### BRIEF
Every line from the first in the listing below to the line containing "Question: What will" is to be repeated exactly, and no line past it.

^^^^^^^^^^^^^^^^

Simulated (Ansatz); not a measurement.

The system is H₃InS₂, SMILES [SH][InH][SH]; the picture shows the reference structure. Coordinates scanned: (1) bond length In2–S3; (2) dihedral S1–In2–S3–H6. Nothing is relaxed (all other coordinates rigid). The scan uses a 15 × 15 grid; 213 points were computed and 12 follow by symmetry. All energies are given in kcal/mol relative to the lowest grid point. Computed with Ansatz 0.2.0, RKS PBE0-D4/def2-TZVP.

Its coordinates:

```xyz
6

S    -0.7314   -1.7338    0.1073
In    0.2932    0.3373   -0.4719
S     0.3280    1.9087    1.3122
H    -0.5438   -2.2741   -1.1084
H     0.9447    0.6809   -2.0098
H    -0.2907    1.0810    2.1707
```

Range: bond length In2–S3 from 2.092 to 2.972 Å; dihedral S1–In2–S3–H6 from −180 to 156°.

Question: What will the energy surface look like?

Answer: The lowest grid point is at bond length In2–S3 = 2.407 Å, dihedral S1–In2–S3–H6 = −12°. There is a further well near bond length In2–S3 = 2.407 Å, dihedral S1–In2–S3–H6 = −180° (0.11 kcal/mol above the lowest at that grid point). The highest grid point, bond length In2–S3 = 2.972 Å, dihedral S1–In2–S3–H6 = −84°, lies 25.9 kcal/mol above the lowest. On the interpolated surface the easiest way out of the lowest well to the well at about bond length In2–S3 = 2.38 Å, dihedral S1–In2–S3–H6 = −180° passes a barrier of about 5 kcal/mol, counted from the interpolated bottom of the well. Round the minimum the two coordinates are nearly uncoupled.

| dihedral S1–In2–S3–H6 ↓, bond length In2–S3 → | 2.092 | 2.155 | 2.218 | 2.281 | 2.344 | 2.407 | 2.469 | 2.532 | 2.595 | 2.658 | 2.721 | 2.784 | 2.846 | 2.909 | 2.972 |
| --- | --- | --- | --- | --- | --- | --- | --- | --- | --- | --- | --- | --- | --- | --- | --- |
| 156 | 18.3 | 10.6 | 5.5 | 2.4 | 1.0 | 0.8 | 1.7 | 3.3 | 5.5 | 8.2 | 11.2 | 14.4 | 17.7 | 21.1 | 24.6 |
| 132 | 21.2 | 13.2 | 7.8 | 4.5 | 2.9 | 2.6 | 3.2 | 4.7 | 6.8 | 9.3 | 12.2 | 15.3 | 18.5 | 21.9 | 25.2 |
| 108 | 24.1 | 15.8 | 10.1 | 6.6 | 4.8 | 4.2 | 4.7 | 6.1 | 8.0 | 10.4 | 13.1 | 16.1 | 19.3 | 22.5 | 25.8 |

^^^^^^^^^^^^^^^^

### SOLUTION
Simulated (Ansatz); not a measurement.

The system is H₃InS₂, SMILES [SH][InH][SH]; the picture shows the reference structure. Coordinates scanned: (1) bond length In2–S3; (2) dihedral S1–In2–S3–H6. Nothing is relaxed (all other coordinates rigid). The scan uses a 15 × 15 grid; 213 points were computed and 12 follow by symmetry. All energies are given in kcal/mol relative to the lowest grid point. Computed with Ansatz 0.2.0, RKS PBE0-D4/def2-TZVP.

Its coordinates:

```xyz
6

S    -0.7314   -1.7338    0.1073
In    0.2932    0.3373   -0.4719
S     0.3280    1.9087    1.3122
H    -0.5438   -2.2741   -1.1084
H     0.9447    0.6809   -2.0098
H    -0.2907    1.0810    2.1707
```

Range: bond length In2–S3 from 2.092 to 2.972 Å; dihedral S1–In2–S3–H6 from −180 to 156°.

Question: What will the energy surface look like?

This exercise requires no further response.